□ □ □ □ □

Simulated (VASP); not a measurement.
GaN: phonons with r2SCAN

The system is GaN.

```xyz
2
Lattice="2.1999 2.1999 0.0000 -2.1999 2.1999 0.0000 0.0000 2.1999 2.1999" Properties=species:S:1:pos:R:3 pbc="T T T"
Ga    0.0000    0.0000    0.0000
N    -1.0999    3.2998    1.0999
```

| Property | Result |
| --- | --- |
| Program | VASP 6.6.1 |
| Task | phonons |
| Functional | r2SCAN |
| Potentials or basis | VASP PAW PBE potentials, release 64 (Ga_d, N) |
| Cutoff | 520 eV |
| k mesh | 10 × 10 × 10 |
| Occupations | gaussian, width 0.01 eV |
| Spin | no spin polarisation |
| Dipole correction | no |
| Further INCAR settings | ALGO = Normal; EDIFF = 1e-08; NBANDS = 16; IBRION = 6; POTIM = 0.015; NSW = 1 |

□ □ □ □ □

Each entry above is to be repeated exactly as it appears.

Simulated (VASP); not a measurement.
GaN: phonons with r2SCAN

The system is GaN.

```xyz
2
Lattice="2.1999 2.1999 0.0000 -2.1999 2.1999 0.0000 0.0000 2.1999 2.1999" Properties=species:S:1:pos:R:3 pbc="T T T"
Ga    0.0000    0.0000    0.0000
N    -1.0999    3.2998    1.0999
```

| Property | Result |
| --- | --- |
| Program | VASP 6.6.1 |
| Task | phonons |
| Functional | r2SCAN |
| Potentials or basis | VASP PAW PBE potentials, release 64 (Ga_d, N) |
| Cutoff | 520 eV |
| k mesh | 10 × 10 × 10 |
| Occupations | gaussian, width 0.01 eV |
| Spin | no spin polarisation |
| Dipole correction | no |
| Further INCAR settings | ALGO = Normal; EDIFF = 1e-08; NBANDS = 16; IBRION = 6; POTIM = 0.015; NSW = 1 |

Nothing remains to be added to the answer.